Reproduce the data in its entirety, exactly as supplied.

(INFORMATION SUPPLIED begins)
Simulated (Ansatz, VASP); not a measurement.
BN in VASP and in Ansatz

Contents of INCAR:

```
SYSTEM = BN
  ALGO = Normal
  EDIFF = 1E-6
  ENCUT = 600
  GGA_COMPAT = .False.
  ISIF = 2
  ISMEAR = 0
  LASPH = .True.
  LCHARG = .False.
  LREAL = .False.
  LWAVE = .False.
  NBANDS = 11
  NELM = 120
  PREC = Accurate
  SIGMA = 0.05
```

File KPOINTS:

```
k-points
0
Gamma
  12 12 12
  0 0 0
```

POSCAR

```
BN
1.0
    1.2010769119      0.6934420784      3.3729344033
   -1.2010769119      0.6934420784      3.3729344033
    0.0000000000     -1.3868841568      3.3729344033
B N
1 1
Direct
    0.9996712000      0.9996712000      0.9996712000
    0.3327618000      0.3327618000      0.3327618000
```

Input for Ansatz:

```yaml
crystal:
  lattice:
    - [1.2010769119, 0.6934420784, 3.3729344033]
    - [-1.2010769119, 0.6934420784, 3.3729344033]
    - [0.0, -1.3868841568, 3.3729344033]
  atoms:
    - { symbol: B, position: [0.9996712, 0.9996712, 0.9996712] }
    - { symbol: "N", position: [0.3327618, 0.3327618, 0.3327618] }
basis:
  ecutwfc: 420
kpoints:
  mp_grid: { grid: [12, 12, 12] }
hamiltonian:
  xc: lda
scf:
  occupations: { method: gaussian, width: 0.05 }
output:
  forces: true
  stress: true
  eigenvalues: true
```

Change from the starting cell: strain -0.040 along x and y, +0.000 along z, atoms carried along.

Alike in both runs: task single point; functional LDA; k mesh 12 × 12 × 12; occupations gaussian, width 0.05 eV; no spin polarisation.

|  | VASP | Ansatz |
(INFORMATION SUPPLIED ends)

### EXPECTED ANSWER
Simulated (Ansatz, VASP); not a measurement.
BN in VASP and in Ansatz

Contents of INCAR:

```
SYSTEM = BN
  ALGO = Normal
  EDIFF = 1E-6
  ENCUT = 600
  GGA_COMPAT = .False.
  ISIF = 2
  ISMEAR = 0
  LASPH = .True.
  LCHARG = .False.
  LREAL = .False.
  LWAVE = .False.
  NBANDS = 11
  NELM = 120
  PREC = Accurate
  SIGMA = 0.05
```

File KPOINTS:

```
k-points
0
Gamma
  12 12 12
  0 0 0
```

POSCAR

```
BN
1.0
    1.2010769119      0.6934420784      3.3729344033
   -1.2010769119      0.6934420784      3.3729344033
    0.0000000000     -1.3868841568      3.3729344033
B N
1 1
Direct
    0.9996712000      0.9996712000      0.9996712000
    0.3327618000      0.3327618000      0.3327618000
```

Input for Ansatz:

```yaml
crystal:
  lattice:
    - [1.2010769119, 0.6934420784, 3.3729344033]
    - [-1.2010769119, 0.6934420784, 3.3729344033]
    - [0.0, -1.3868841568, 3.3729344033]
  atoms:
    - { symbol: B, position: [0.9996712, 0.9996712, 0.9996712] }
    - { symbol: "N", position: [0.3327618, 0.3327618, 0.3327618] }
basis:
  ecutwfc: 420
kpoints:
  mp_grid: { grid: [12, 12, 12] }
hamiltonian:
  xc: lda
scf:
  occupations: { method: gaussian, width: 0.05 }
output:
  forces: true
  stress: true
  eigenvalues: true
```

Change from the starting cell: strain -0.040 along x and y, +0.000 along z, atoms carried along.

Alike in both runs: task single point; functional LDA; k mesh 12 × 12 × 12; occupations gaussian, width 0.05 eV; no spin polarisation.

|  | VASP | Ansatz |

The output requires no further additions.